# Exercise
Go from the first line below to the one with "### 1 The cell of the first run" and print each line exactly.

# Information shown
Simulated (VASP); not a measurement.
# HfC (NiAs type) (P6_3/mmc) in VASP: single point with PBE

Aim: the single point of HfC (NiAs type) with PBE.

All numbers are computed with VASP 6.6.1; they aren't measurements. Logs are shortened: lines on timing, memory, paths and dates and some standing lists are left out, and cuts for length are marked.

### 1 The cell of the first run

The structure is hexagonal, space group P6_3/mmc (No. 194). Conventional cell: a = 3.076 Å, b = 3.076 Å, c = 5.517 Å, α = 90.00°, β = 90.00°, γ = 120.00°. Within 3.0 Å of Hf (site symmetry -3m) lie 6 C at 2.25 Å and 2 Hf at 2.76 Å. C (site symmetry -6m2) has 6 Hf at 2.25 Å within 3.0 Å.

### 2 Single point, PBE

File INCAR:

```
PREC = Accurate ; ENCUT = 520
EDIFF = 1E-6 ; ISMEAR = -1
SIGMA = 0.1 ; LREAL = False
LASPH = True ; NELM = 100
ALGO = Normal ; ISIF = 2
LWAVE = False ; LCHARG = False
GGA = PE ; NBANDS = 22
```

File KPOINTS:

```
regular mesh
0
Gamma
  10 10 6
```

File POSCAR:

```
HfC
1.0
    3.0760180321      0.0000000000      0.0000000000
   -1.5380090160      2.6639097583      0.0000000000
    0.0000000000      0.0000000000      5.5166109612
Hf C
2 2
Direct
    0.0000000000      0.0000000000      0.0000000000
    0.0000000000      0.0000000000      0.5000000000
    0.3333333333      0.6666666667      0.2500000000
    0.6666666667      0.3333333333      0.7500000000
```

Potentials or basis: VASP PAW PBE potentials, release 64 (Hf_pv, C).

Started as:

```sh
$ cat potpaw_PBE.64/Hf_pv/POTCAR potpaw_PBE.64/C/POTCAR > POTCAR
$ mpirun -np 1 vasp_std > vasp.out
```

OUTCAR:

# Problem solution
Simulated (VASP); not a measurement.
# HfC (NiAs type) (P6_3/mmc) in VASP: single point with PBE

Aim: the single point of HfC (NiAs type) with PBE.

All numbers are computed with VASP 6.6.1; they aren't measurements. Logs are shortened: lines on timing, memory, paths and dates and some standing lists are left out, and cuts for length are marked.

### 1 The cell of the first run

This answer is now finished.